- _Extracted information_
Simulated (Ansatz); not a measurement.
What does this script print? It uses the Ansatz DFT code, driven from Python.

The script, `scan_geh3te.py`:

- _Work task_
Each line from the start of the listing above through the line containing "What does this" must be reproduced exactly. Leave out the rest.

- _Written solution_
Simulated (Ansatz); not a measurement.
What does this script print? It uses the Ansatz DFT code, driven from Python.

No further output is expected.